▶ _Task item_
What is needed is the complete listing, repeated exactly.

----- Dataset

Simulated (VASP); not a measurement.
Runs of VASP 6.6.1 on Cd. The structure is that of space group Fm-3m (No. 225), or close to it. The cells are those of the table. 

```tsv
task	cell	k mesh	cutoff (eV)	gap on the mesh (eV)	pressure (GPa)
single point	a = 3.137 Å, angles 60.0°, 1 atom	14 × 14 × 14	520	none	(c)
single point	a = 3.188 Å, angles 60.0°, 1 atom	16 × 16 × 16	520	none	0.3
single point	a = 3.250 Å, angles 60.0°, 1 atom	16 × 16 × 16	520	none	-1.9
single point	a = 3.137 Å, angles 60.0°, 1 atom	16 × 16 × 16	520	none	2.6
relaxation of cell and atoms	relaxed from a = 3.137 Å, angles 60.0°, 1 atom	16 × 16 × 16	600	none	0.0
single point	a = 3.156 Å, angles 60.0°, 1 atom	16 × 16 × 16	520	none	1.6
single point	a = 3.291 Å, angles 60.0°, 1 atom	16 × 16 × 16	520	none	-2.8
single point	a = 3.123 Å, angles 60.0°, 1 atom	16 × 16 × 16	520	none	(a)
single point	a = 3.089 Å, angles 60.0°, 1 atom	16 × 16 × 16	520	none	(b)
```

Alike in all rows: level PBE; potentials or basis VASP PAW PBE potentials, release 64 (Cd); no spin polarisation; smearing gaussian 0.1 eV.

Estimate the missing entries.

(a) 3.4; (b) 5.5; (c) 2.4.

----------

▶ _Answer box_
Simulated (VASP); not a measurement.
Runs of VASP 6.6.1 on Cd. The structure is that of space group Fm-3m (No. 225), or close to it. The cells are those of the table. 

```tsv
task	cell	k mesh	cutoff (eV)	gap on the mesh (eV)	pressure (GPa)
single point	a = 3.137 Å, angles 60.0°, 1 atom	14 × 14 × 14	520	none	(c)
single point	a = 3.188 Å, angles 60.0°, 1 atom	16 × 16 × 16	520	none	0.3
single point	a = 3.250 Å, angles 60.0°, 1 atom	16 × 16 × 16	520	none	-1.9
single point	a = 3.137 Å, angles 60.0°, 1 atom	16 × 16 × 16	520	none	2.6
relaxation of cell and atoms	relaxed from a = 3.137 Å, angles 60.0°, 1 atom	16 × 16 × 16	600	none	0.0
single point	a = 3.156 Å, angles 60.0°, 1 atom	16 × 16 × 16	520	none	1.6
single point	a = 3.291 Å, angles 60.0°, 1 atom	16 × 16 × 16	520	none	-2.8
single point	a = 3.123 Å, angles 60.0°, 1 atom	16 × 16 × 16	520	none	(a)
single point	a = 3.089 Å, angles 60.0°, 1 atom	16 × 16 × 16	520	none	(b)
```

Alike in all rows: level PBE; potentials or basis VASP PAW PBE potentials, release 64 (Cd); no spin polarisation; smearing gaussian 0.1 eV.

Estimate the missing entries.

(a) 3.4; (b) 5.5; (c) 2.4.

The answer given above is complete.